*** Material supplied ***

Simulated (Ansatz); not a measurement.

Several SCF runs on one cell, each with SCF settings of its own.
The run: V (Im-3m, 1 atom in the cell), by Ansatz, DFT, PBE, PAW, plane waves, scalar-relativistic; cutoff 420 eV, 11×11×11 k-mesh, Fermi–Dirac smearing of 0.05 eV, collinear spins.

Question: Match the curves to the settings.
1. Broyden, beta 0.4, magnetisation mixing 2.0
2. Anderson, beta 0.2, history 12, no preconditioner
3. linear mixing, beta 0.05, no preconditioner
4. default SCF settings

*** End of Material supplied ***

Task item: Each entry is to be retyped precisely as it stands.

Task output:
Simulated (Ansatz); not a measurement.

Several SCF runs on one cell, each with SCF settings of its own.
The run: V (Im-3m, 1 atom in the cell), by Ansatz, DFT, PBE, PAW, plane waves, scalar-relativistic; cutoff 420 eV, 11×11×11 k-mesh, Fermi–Dirac smearing of 0.05 eV, collinear spins.

Question: Match the curves to the settings.
1. Broyden, beta 0.4, magnetisation mixing 2.0
2. Anderson, beta 0.2, history 12, no preconditioner
3. linear mixing, beta 0.05, no preconditioner
4. default SCF settings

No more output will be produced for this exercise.